══════

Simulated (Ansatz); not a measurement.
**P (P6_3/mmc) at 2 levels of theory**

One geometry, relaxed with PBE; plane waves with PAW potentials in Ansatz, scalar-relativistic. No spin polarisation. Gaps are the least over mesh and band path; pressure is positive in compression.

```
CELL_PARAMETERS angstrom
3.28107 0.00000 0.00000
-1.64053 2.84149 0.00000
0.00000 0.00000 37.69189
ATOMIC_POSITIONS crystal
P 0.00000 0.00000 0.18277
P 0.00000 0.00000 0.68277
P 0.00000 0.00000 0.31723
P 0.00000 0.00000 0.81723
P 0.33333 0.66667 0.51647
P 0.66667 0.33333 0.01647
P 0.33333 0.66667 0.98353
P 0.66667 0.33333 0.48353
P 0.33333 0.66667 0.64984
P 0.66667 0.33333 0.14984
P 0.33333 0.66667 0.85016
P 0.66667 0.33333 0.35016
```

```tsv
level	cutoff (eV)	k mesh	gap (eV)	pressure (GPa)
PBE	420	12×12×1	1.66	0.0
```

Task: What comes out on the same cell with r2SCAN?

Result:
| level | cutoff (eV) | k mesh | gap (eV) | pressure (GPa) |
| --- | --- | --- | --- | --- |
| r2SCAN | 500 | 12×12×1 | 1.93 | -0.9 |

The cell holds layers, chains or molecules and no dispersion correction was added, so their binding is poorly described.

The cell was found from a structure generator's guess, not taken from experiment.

══════

§ **Activity**: Output the records above exactly, from their first line through the line that contains "The cell holds", and add nothing.

§ **Task result**:
Simulated (Ansatz); not a measurement.
**P (P6_3/mmc) at 2 levels of theory**

One geometry, relaxed with PBE; plane waves with PAW potentials in Ansatz, scalar-relativistic. No spin polarisation. Gaps are the least over mesh and band path; pressure is positive in compression.

```
CELL_PARAMETERS angstrom
3.28107 0.00000 0.00000
-1.64053 2.84149 0.00000
0.00000 0.00000 37.69189
ATOMIC_POSITIONS crystal
P 0.00000 0.00000 0.18277
P 0.00000 0.00000 0.68277
P 0.00000 0.00000 0.31723
P 0.00000 0.00000 0.81723
P 0.33333 0.66667 0.51647
P 0.66667 0.33333 0.01647
P 0.33333 0.66667 0.98353
P 0.66667 0.33333 0.48353
P 0.33333 0.66667 0.64984
P 0.66667 0.33333 0.14984
P 0.33333 0.66667 0.85016
P 0.66667 0.33333 0.35016
```

```tsv
level	cutoff (eV)	k mesh	gap (eV)	pressure (GPa)
PBE	420	12×12×1	1.66	0.0
```

Task: What comes out on the same cell with r2SCAN?

Result:
| level | cutoff (eV) | k mesh | gap (eV) | pressure (GPa) |
| --- | --- | --- | --- | --- |
| r2SCAN | 500 | 12×12×1 | 1.93 | -0.9 |

The cell holds layers, chains or molecules and no dispersion correction was added, so their binding is poorly described.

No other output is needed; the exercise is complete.